Required action — With the line that contains "Result: (a) -5.5; (b) 6.6." as the final line, return every line from the start of the data below exactly.

***** Provided material

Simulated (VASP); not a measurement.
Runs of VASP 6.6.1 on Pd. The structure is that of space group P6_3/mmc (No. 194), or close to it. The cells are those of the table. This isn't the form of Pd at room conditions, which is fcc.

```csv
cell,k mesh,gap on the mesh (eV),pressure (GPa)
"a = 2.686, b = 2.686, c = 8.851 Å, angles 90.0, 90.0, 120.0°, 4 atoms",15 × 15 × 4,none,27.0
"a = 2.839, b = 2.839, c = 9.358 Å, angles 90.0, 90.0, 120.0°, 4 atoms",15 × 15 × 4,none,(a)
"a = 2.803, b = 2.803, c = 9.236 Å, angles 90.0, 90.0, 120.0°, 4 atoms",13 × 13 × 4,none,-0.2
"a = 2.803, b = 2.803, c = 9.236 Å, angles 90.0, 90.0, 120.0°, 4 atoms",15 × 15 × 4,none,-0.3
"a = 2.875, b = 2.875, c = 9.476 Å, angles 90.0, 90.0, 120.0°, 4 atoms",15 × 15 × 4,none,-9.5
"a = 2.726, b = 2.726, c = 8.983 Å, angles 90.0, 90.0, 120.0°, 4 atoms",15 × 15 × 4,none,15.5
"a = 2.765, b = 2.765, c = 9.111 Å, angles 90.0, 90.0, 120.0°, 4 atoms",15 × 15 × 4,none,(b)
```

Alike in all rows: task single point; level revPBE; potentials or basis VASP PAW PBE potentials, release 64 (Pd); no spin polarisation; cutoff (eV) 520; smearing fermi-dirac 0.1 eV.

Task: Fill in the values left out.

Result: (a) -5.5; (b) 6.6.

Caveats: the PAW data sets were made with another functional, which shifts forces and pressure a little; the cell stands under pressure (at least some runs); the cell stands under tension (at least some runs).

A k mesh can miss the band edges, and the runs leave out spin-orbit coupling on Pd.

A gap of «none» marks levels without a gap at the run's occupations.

**********

Task output —
Simulated (VASP); not a measurement.
Runs of VASP 6.6.1 on Pd. The structure is that of space group P6_3/mmc (No. 194), or close to it. The cells are those of the table. This isn't the form of Pd at room conditions, which is fcc.

```csv
cell,k mesh,gap on the mesh (eV),pressure (GPa)
"a = 2.686, b = 2.686, c = 8.851 Å, angles 90.0, 90.0, 120.0°, 4 atoms",15 × 15 × 4,none,27.0
"a = 2.839, b = 2.839, c = 9.358 Å, angles 90.0, 90.0, 120.0°, 4 atoms",15 × 15 × 4,none,(a)
"a = 2.803, b = 2.803, c = 9.236 Å, angles 90.0, 90.0, 120.0°, 4 atoms",13 × 13 × 4,none,-0.2
"a = 2.803, b = 2.803, c = 9.236 Å, angles 90.0, 90.0, 120.0°, 4 atoms",15 × 15 × 4,none,-0.3
"a = 2.875, b = 2.875, c = 9.476 Å, angles 90.0, 90.0, 120.0°, 4 atoms",15 × 15 × 4,none,-9.5
"a = 2.726, b = 2.726, c = 8.983 Å, angles 90.0, 90.0, 120.0°, 4 atoms",15 × 15 × 4,none,15.5
"a = 2.765, b = 2.765, c = 9.111 Å, angles 90.0, 90.0, 120.0°, 4 atoms",15 × 15 × 4,none,(b)
```

Alike in all rows: task single point; level revPBE; potentials or basis VASP PAW PBE potentials, release 64 (Pd); no spin polarisation; cutoff (eV) 520; smearing fermi-dirac 0.1 eV.

Task: Fill in the values left out.

Result: (a) -5.5; (b) 6.6.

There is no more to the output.